Work order
Among the entries below, one stretch runs from the line that contains "VASP 6.6.1, plane" through the line that contains "LOPTICS sums transitions". Repeat that stretch exactly, ends included, and only that.

__________

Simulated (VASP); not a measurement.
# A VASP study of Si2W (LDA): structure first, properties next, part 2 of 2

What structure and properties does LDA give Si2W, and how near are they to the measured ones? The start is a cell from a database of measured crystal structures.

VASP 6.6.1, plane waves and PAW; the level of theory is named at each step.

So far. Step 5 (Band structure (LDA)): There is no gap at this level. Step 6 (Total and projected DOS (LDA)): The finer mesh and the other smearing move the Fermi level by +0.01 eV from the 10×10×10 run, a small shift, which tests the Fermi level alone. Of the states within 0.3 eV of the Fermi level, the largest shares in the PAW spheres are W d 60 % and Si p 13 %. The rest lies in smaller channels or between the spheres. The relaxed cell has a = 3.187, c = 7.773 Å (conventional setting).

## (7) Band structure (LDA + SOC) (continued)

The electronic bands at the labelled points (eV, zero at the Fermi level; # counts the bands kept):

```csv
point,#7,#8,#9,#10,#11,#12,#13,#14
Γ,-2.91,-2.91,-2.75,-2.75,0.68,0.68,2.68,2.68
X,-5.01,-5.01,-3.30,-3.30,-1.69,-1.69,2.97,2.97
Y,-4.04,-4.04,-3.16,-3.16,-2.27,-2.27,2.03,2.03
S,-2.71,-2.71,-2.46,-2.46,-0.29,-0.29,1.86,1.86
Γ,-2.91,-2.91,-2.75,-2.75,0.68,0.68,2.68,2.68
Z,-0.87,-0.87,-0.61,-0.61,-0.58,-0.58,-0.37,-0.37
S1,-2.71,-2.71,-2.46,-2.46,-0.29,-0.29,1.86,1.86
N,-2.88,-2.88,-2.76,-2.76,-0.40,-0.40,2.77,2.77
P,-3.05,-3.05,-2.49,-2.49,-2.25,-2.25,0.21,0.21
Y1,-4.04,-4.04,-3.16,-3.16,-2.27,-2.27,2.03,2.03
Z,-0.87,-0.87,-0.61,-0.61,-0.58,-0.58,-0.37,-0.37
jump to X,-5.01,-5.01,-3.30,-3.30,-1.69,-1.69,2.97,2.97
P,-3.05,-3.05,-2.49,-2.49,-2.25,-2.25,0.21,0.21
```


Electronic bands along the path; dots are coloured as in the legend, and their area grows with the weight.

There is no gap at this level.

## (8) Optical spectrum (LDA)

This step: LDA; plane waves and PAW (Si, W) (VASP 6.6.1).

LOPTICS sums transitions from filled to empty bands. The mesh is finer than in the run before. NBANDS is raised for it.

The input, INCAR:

__________

Problem solution
VASP 6.6.1, plane waves and PAW; the level of theory is named at each step.

So far. Step 5 (Band structure (LDA)): There is no gap at this level. Step 6 (Total and projected DOS (LDA)): The finer mesh and the other smearing move the Fermi level by +0.01 eV from the 10×10×10 run, a small shift, which tests the Fermi level alone. Of the states within 0.3 eV of the Fermi level, the largest shares in the PAW spheres are W d 60 % and Si p 13 %. The rest lies in smaller channels or between the spheres. The relaxed cell has a = 3.187, c = 7.773 Å (conventional setting).

## (7) Band structure (LDA + SOC) (continued)

The electronic bands at the labelled points (eV, zero at the Fermi level; # counts the bands kept):

```csv
point,#7,#8,#9,#10,#11,#12,#13,#14
Γ,-2.91,-2.91,-2.75,-2.75,0.68,0.68,2.68,2.68
X,-5.01,-5.01,-3.30,-3.30,-1.69,-1.69,2.97,2.97
Y,-4.04,-4.04,-3.16,-3.16,-2.27,-2.27,2.03,2.03
S,-2.71,-2.71,-2.46,-2.46,-0.29,-0.29,1.86,1.86
Γ,-2.91,-2.91,-2.75,-2.75,0.68,0.68,2.68,2.68
Z,-0.87,-0.87,-0.61,-0.61,-0.58,-0.58,-0.37,-0.37
S1,-2.71,-2.71,-2.46,-2.46,-0.29,-0.29,1.86,1.86
N,-2.88,-2.88,-2.76,-2.76,-0.40,-0.40,2.77,2.77
P,-3.05,-3.05,-2.49,-2.49,-2.25,-2.25,0.21,0.21
Y1,-4.04,-4.04,-3.16,-3.16,-2.27,-2.27,2.03,2.03
Z,-0.87,-0.87,-0.61,-0.61,-0.58,-0.58,-0.37,-0.37
jump to X,-5.01,-5.01,-3.30,-3.30,-1.69,-1.69,2.97,2.97
P,-3.05,-3.05,-2.49,-2.49,-2.25,-2.25,0.21,0.21
```


Electronic bands along the path; dots are coloured as in the legend, and their area grows with the weight.

There is no gap at this level.

## (8) Optical spectrum (LDA)

This step: LDA; plane waves and PAW (Si, W) (VASP 6.6.1).

LOPTICS sums transitions from filled to empty bands. The mesh is finer than in the run before. NBANDS is raised for it.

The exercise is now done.